ACTIVITY:
Repeat the first line of the listing and each line after it, exactly, through the line containing "Method: DFT r2SCAN, scalar-relativistic, plane".

RECORDS PROVIDED:
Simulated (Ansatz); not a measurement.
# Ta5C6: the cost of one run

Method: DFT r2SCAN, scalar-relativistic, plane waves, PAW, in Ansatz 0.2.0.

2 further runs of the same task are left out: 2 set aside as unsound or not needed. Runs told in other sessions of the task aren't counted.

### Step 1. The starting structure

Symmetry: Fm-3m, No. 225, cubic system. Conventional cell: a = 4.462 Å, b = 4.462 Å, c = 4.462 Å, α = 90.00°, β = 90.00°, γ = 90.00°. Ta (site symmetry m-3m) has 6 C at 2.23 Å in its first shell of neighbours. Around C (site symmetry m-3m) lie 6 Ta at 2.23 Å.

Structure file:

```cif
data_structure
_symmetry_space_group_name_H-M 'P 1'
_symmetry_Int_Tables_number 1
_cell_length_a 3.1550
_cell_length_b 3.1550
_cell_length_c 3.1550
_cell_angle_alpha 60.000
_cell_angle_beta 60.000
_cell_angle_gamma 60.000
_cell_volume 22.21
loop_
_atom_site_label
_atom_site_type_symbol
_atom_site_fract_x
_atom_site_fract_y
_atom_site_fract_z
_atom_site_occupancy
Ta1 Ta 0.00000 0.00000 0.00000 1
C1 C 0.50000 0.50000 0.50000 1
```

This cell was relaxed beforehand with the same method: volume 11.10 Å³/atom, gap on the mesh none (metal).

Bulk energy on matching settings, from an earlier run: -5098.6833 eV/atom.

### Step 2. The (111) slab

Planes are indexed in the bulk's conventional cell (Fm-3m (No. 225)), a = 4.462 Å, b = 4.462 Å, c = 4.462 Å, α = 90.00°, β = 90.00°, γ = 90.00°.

WRITTEN ANSWER:
Simulated (Ansatz); not a measurement.
# Ta5C6: the cost of one run

Method: DFT r2SCAN, scalar-relativistic, plane waves, PAW, in Ansatz 0.2.0.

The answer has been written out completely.